ACTION ITEM:
Please retype, unchanged, each line from the top of the material below through the line where "Feed: 1 mol" appears.

• • • •
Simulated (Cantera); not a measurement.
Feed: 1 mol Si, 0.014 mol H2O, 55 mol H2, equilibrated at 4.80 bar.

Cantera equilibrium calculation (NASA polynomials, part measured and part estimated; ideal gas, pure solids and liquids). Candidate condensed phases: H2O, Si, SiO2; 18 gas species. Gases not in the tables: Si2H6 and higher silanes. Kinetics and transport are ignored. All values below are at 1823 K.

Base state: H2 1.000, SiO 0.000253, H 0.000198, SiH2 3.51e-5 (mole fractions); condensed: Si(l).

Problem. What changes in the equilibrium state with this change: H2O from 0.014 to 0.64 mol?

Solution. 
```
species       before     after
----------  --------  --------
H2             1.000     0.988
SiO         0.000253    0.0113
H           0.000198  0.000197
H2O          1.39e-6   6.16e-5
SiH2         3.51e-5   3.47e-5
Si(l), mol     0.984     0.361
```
• • • •

WRITTEN ANSWER:
Simulated (Cantera); not a measurement.
Feed: 1 mol Si, 0.014 mol H2O, 55 mol H2, equilibrated at 4.80 bar.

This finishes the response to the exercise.